* **Dataset records**
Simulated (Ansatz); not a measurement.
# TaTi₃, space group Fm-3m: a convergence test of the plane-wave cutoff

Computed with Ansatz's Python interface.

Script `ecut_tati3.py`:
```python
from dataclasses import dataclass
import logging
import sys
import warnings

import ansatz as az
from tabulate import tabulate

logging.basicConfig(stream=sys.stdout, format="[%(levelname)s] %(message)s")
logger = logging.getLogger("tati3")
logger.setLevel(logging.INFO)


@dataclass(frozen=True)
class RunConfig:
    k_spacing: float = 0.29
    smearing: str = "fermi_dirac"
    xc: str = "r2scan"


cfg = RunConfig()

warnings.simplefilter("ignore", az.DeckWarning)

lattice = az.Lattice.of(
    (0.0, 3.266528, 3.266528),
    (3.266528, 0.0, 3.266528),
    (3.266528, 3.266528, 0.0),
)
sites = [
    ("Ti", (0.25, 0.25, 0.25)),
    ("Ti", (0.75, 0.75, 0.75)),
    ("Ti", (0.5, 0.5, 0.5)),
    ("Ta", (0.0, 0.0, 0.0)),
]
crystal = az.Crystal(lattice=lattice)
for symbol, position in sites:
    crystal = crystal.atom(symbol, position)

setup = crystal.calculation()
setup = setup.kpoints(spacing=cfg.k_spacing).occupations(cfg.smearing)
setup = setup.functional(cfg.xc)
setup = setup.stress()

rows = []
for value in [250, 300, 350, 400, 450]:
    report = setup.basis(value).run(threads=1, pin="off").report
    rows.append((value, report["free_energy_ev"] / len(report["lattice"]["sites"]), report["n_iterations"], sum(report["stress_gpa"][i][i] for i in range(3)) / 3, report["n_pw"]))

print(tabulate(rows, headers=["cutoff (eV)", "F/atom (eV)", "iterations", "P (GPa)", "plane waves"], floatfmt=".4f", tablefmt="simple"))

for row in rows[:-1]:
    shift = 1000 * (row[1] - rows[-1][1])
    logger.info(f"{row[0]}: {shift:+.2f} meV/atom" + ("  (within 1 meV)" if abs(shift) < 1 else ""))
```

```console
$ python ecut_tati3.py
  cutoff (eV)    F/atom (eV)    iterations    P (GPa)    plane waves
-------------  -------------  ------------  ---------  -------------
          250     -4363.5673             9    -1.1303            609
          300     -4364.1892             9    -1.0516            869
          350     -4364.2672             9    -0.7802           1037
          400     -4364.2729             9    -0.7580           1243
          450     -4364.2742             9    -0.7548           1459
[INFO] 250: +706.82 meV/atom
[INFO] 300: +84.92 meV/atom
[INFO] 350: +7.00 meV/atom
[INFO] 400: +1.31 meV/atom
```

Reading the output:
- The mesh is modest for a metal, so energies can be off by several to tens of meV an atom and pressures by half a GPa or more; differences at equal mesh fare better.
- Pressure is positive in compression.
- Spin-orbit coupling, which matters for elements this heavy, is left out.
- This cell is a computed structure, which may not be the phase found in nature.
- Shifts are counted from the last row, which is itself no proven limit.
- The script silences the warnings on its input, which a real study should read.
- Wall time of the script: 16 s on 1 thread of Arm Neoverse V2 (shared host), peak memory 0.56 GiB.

* **Exercise**
What do the lines above say from the one containing "- The mesh is" down to the one containing "- The script"? Return them exactly, both end lines included, and only them.

* **Answer box**
- The mesh is modest for a metal, so energies can be off by several to tens of meV an atom and pressures by half a GPa or more; differences at equal mesh fare better.
- Pressure is positive in compression.
- Spin-orbit coupling, which matters for elements this heavy, is left out.
- This cell is a computed structure, which may not be the phase found in nature.
- Shifts are counted from the last row, which is itself no proven limit.
- The script silences the warnings on its input, which a real study should read.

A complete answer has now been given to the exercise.